WORK TASK – Stop after the line containing "Traps spread evenly": print each line exactly from the first line of the listing up to that point.

DATA EXCERPTS –
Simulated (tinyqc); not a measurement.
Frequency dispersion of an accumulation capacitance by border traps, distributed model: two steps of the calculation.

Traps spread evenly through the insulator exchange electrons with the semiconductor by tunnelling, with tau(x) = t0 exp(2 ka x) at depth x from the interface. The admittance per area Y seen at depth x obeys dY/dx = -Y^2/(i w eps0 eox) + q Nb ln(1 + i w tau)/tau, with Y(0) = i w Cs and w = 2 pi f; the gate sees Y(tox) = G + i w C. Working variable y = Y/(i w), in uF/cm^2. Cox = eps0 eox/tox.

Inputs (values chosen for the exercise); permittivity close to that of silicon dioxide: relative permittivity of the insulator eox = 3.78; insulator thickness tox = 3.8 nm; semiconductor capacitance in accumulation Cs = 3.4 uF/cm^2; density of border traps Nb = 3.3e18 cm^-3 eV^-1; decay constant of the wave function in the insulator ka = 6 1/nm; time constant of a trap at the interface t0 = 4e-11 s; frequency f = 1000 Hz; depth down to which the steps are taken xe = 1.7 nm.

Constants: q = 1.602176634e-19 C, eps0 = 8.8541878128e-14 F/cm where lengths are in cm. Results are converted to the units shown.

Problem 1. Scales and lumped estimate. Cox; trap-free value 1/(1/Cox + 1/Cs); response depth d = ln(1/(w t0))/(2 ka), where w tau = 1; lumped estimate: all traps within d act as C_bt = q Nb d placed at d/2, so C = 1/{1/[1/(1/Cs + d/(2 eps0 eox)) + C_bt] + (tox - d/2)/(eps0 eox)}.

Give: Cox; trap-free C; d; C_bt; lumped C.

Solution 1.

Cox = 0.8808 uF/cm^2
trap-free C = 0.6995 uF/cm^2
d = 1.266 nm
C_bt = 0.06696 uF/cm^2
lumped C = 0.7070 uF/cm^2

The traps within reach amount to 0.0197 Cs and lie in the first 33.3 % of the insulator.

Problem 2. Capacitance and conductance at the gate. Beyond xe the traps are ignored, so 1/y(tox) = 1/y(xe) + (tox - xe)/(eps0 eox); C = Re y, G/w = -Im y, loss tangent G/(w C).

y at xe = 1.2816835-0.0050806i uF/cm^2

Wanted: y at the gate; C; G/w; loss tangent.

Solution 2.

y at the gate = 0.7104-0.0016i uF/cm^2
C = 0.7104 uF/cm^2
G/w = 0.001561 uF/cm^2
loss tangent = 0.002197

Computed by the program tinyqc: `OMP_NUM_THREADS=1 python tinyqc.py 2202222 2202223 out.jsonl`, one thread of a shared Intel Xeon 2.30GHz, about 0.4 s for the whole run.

WRITTEN RESPONSE –
Simulated (tinyqc); not a measurement.
Frequency dispersion of an accumulation capacitance by border traps, distributed model: two steps of the calculation.

Traps spread evenly through the insulator exchange electrons with the semiconductor by tunnelling, with tau(x) = t0 exp(2 ka x) at depth x from the interface. The admittance per area Y seen at depth x obeys dY/dx = -Y^2/(i w eps0 eox) + q Nb ln(1 + i w tau)/tau, with Y(0) = i w Cs and w = 2 pi f; the gate sees Y(tox) = G + i w C. Working variable y = Y/(i w), in uF/cm^2. Cox = eps0 eox/tox.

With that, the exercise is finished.